→ **Work item**
Take the lines below between the one holding "width 0.05 eV |" and the one holding "Several settings changed", inclusive, and copy them exactly. Add nothing.

**** Input data

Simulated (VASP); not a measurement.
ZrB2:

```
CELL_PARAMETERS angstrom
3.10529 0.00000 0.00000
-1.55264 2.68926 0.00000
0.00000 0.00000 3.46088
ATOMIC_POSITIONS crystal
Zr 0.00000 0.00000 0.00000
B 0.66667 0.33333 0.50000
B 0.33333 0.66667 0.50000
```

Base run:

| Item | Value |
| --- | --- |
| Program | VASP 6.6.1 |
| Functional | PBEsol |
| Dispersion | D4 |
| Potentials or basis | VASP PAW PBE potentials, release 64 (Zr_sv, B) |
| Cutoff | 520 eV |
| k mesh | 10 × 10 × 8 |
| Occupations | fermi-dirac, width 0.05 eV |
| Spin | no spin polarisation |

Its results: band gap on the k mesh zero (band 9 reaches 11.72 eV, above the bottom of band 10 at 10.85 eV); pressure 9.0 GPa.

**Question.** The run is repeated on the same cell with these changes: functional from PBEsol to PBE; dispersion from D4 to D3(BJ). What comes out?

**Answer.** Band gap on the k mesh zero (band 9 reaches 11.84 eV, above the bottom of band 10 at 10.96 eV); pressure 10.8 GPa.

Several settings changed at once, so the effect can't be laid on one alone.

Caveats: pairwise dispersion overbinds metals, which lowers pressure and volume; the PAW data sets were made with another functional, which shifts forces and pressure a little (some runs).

********

→ **Response area**
| Occupations | fermi-dirac, width 0.05 eV |
| Spin | no spin polarisation |

Its results: band gap on the k mesh zero (band 9 reaches 11.72 eV, above the bottom of band 10 at 10.85 eV); pressure 9.0 GPa.

**Question.** The run is repeated on the same cell with these changes: functional from PBEsol to PBE; dispersion from D4 to D3(BJ). What comes out?

**Answer.** Band gap on the k mesh zero (band 9 reaches 11.84 eV, above the bottom of band 10 at 10.96 eV); pressure 10.8 GPa.

Several settings changed at once, so the effect can't be laid on one alone.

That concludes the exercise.